Work task → Exactly as they stand, set down all of the records again.

Supplied entries →
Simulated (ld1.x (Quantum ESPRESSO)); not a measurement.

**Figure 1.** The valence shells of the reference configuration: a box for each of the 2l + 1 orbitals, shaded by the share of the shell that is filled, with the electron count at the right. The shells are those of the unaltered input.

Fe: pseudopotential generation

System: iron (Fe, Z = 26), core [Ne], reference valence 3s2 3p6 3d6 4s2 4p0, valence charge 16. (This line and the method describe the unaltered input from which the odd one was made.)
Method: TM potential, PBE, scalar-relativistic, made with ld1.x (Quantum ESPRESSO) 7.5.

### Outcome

Worked solution →
Simulated (ld1.x (Quantum ESPRESSO)); not a measurement.

**Figure 1.** The valence shells of the reference configuration: a box for each of the 2l + 1 orbitals, shaded by the share of the shell that is filled, with the electron count at the right. The shells are those of the unaltered input.

Fe: pseudopotential generation

System: iron (Fe, Z = 26), core [Ne], reference valence 3s2 3p6 3d6 4s2 4p0, valence charge 16. (This line and the method describe the unaltered input from which the odd one was made.)
Method: TM potential, PBE, scalar-relativistic, made with ld1.x (Quantum ESPRESSO) 7.5.

### Outcome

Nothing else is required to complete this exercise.